Write the data below out in full, exactly as it stands.

- **Information provided**:
..........

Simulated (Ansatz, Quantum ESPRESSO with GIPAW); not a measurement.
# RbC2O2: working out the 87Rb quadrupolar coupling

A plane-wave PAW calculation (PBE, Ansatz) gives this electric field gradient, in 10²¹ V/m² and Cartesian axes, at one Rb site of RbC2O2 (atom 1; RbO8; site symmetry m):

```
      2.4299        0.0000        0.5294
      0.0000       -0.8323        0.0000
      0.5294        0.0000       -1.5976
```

..........

- **Task output**:
Simulated (Ansatz, Quantum ESPRESSO with GIPAW); not a measurement.
# RbC2O2: working out the 87Rb quadrupolar coupling

A plane-wave PAW calculation (PBE, Ansatz) gives this electric field gradient, in 10²¹ V/m² and Cartesian axes, at one Rb site of RbC2O2 (atom 1; RbO8; site symmetry m):

```
      2.4299        0.0000        0.5294
      0.0000       -0.8323        0.0000
      0.5294        0.0000       -1.5976
```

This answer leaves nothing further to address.